→ Work task:
The lines from the start of the records below through the line containing "spin polarisation |" are to be copied exactly, both ends included, with nothing added.

→ Provided records:
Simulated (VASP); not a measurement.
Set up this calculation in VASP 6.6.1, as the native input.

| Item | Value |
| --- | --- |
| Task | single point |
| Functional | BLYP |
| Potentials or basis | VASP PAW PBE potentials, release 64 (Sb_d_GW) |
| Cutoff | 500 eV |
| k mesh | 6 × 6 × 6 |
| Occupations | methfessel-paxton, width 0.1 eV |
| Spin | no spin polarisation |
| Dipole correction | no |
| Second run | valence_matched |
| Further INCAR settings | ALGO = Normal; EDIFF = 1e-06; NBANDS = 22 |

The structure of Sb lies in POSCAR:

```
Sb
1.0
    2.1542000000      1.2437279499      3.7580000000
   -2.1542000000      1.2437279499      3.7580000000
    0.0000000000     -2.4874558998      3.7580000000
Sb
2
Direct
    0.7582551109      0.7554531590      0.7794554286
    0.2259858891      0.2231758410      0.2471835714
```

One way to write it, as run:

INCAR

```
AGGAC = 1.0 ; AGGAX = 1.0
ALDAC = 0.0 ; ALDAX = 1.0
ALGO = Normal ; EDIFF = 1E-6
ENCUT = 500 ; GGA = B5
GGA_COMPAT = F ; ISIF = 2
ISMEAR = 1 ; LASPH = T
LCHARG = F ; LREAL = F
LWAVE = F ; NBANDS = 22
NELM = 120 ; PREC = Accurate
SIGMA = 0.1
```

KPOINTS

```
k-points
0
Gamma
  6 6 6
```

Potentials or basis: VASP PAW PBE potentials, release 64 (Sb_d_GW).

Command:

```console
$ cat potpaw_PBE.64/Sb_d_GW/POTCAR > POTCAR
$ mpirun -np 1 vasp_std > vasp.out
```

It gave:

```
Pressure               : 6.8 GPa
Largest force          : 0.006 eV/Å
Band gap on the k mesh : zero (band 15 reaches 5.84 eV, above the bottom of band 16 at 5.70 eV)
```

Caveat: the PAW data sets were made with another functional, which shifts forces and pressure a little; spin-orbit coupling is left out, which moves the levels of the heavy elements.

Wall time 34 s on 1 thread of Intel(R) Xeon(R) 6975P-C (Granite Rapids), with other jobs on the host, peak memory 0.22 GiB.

→ Expected answer:
Simulated (VASP); not a measurement.
Set up this calculation in VASP 6.6.1, as the native input.

| Item | Value |
| --- | --- |
| Task | single point |
| Functional | BLYP |
| Potentials or basis | VASP PAW PBE potentials, release 64 (Sb_d_GW) |
| Cutoff | 500 eV |
| k mesh | 6 × 6 × 6 |
| Occupations | methfessel-paxton, width 0.1 eV |
| Spin | no spin polarisation |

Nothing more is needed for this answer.